=== Begin Enclosure ===

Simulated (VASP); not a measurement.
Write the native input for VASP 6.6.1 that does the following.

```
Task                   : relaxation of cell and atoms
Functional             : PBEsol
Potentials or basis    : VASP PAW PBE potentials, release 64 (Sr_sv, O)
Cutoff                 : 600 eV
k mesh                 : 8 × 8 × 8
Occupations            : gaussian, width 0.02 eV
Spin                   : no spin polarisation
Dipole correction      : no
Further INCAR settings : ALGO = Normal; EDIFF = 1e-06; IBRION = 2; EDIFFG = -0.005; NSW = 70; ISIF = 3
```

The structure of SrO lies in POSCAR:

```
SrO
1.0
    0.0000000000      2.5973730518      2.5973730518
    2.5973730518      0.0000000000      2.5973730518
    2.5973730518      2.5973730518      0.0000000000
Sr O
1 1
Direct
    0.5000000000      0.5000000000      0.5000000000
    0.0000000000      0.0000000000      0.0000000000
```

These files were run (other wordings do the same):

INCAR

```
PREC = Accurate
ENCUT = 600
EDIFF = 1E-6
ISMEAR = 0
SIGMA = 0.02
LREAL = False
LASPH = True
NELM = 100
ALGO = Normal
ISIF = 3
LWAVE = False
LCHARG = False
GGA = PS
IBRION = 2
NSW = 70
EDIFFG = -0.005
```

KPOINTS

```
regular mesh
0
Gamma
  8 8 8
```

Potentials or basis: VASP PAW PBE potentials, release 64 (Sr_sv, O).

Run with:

=== End Enclosure ===

# WORK ORDER
What you should do is return the records above exactly, leaving nothing out.

# RESPONSE AREA
Simulated (VASP); not a measurement.
Write the native input for VASP 6.6.1 that does the following.

```
Task                   : relaxation of cell and atoms
Functional             : PBEsol
Potentials or basis    : VASP PAW PBE potentials, release 64 (Sr_sv, O)
Cutoff                 : 600 eV
k mesh                 : 8 × 8 × 8
Occupations            : gaussian, width 0.02 eV
Spin                   : no spin polarisation
Dipole correction      : no
Further INCAR settings : ALGO = Normal; EDIFF = 1e-06; IBRION = 2; EDIFFG = -0.005; NSW = 70; ISIF = 3
```

The structure of SrO lies in POSCAR:

```
SrO
1.0
    0.0000000000      2.5973730518      2.5973730518
    2.5973730518      0.0000000000      2.5973730518
    2.5973730518      2.5973730518      0.0000000000
Sr O
1 1
Direct
    0.5000000000      0.5000000000      0.5000000000
    0.0000000000      0.0000000000      0.0000000000
```

These files were run (other wordings do the same):

INCAR

```
PREC = Accurate
ENCUT = 600
EDIFF = 1E-6
ISMEAR = 0
SIGMA = 0.02
LREAL = False
LASPH = True
NELM = 100
ALGO = Normal
ISIF = 3
LWAVE = False
LCHARG = False
GGA = PS
IBRION = 2
NSW = 70
EDIFFG = -0.005
```

KPOINTS

```
regular mesh
0
Gamma
  8 8 8
```

Potentials or basis: VASP PAW PBE potentials, release 64 (Sr_sv, O).

Run with:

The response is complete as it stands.